• _Task item_: Would you please write out every record exactly?

___ Data under study
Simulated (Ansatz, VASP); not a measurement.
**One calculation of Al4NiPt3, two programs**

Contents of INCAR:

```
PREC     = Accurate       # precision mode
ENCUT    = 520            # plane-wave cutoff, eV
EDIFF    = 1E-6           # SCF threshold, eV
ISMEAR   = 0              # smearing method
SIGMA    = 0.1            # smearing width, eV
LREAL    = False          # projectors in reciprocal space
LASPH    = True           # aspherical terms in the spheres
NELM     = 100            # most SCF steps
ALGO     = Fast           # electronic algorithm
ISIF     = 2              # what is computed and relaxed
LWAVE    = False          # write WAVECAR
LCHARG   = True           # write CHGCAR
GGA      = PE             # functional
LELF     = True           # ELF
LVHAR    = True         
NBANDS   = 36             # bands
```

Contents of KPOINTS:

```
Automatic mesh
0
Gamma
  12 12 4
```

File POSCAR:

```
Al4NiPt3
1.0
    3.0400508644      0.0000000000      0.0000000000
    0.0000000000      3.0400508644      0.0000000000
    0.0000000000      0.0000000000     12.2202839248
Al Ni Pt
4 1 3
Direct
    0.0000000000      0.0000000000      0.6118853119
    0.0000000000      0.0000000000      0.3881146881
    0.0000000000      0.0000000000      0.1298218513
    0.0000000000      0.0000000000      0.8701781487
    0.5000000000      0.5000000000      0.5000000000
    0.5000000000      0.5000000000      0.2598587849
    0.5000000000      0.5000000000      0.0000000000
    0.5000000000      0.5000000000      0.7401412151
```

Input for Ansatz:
______

• _Task output_:
Simulated (Ansatz, VASP); not a measurement.
**One calculation of Al4NiPt3, two programs**

Contents of INCAR:

```
PREC     = Accurate       # precision mode
ENCUT    = 520            # plane-wave cutoff, eV
EDIFF    = 1E-6           # SCF threshold, eV
ISMEAR   = 0              # smearing method
SIGMA    = 0.1            # smearing width, eV
LREAL    = False          # projectors in reciprocal space
LASPH    = True           # aspherical terms in the spheres
NELM     = 100            # most SCF steps
ALGO     = Fast           # electronic algorithm
ISIF     = 2              # what is computed and relaxed
LWAVE    = False          # write WAVECAR
LCHARG   = True           # write CHGCAR
GGA      = PE             # functional
LELF     = True           # ELF
LVHAR    = True         
NBANDS   = 36             # bands
```

Contents of KPOINTS:

```
Automatic mesh
0
Gamma
  12 12 4
```

File POSCAR:

```
Al4NiPt3
1.0
    3.0400508644      0.0000000000      0.0000000000
    0.0000000000      3.0400508644      0.0000000000
    0.0000000000      0.0000000000     12.2202839248
Al Ni Pt
4 1 3
Direct
    0.0000000000      0.0000000000      0.6118853119
    0.0000000000      0.0000000000      0.3881146881
    0.0000000000      0.0000000000      0.1298218513
    0.0000000000      0.0000000000      0.8701781487
    0.5000000000      0.5000000000      0.5000000000
    0.5000000000      0.5000000000      0.2598587849
    0.5000000000      0.5000000000      0.0000000000
    0.5000000000      0.5000000000      0.7401412151
```

Input for Ansatz:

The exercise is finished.